START Input data
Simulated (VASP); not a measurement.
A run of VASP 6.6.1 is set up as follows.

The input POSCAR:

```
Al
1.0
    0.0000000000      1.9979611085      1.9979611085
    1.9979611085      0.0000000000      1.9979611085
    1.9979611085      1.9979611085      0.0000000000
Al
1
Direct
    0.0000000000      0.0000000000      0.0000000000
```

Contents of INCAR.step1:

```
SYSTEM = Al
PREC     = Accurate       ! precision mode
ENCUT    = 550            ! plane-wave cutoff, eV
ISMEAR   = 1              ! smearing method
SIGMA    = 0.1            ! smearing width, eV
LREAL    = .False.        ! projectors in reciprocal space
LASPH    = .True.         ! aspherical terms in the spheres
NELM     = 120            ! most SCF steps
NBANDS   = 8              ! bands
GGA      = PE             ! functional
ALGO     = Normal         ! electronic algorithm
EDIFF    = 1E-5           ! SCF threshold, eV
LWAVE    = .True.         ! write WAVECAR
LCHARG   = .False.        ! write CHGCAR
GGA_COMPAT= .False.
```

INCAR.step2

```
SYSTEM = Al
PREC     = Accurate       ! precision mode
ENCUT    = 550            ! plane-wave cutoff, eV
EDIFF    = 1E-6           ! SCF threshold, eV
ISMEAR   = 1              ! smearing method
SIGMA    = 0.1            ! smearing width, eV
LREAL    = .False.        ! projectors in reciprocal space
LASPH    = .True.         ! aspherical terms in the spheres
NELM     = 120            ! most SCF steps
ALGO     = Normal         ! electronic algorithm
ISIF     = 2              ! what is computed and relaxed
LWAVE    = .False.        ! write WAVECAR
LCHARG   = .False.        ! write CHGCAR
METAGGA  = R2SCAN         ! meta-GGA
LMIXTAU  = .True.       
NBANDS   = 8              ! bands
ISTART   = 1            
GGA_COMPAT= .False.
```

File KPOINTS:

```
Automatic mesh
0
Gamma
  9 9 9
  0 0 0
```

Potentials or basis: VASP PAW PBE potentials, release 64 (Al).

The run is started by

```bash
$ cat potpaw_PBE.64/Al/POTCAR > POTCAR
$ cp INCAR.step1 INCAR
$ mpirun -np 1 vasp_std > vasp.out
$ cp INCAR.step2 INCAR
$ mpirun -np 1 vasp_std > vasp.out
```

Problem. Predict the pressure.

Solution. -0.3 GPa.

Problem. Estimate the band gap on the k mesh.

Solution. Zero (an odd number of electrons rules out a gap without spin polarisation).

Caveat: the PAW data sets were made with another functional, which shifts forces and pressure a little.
END Input data

Work order => Restate the listing exactly, starting at its first line and ending at the line where "Solution. Zero (an" occurs; include both and no other lines.

Task answer =>
Simulated (VASP); not a measurement.
A run of VASP 6.6.1 is set up as follows.

The input POSCAR:

```
Al
1.0
    0.0000000000      1.9979611085      1.9979611085
    1.9979611085      0.0000000000      1.9979611085
    1.9979611085      1.9979611085      0.0000000000
Al
1
Direct
    0.0000000000      0.0000000000      0.0000000000
```

Contents of INCAR.step1:

```
SYSTEM = Al
PREC     = Accurate       ! precision mode
ENCUT    = 550            ! plane-wave cutoff, eV
ISMEAR   = 1              ! smearing method
SIGMA    = 0.1            ! smearing width, eV
LREAL    = .False.        ! projectors in reciprocal space
LASPH    = .True.         ! aspherical terms in the spheres
NELM     = 120            ! most SCF steps
NBANDS   = 8              ! bands
GGA      = PE             ! functional
ALGO     = Normal         ! electronic algorithm
EDIFF    = 1E-5           ! SCF threshold, eV
LWAVE    = .True.         ! write WAVECAR
LCHARG   = .False.        ! write CHGCAR
GGA_COMPAT= .False.
```

INCAR.step2

```
SYSTEM = Al
PREC     = Accurate       ! precision mode
ENCUT    = 550            ! plane-wave cutoff, eV
EDIFF    = 1E-6           ! SCF threshold, eV
ISMEAR   = 1              ! smearing method
SIGMA    = 0.1            ! smearing width, eV
LREAL    = .False.        ! projectors in reciprocal space
LASPH    = .True.         ! aspherical terms in the spheres
NELM     = 120            ! most SCF steps
ALGO     = Normal         ! electronic algorithm
ISIF     = 2              ! what is computed and relaxed
LWAVE    = .False.        ! write WAVECAR
LCHARG   = .False.        ! write CHGCAR
METAGGA  = R2SCAN         ! meta-GGA
LMIXTAU  = .True.       
NBANDS   = 8              ! bands
ISTART   = 1            
GGA_COMPAT= .False.
```

File KPOINTS:

```
Automatic mesh
0
Gamma
  9 9 9
  0 0 0
```

Potentials or basis: VASP PAW PBE potentials, release 64 (Al).

The run is started by

```bash
$ cat potpaw_PBE.64/Al/POTCAR > POTCAR
$ cp INCAR.step1 INCAR
$ mpirun -np 1 vasp_std > vasp.out
$ cp INCAR.step2 INCAR
$ mpirun -np 1 vasp_std > vasp.out
```

Problem. Predict the pressure.

Solution. -0.3 GPa.

Problem. Estimate the band gap on the k mesh.

Solution. Zero (an odd number of electrons rules out a gap without spin polarisation).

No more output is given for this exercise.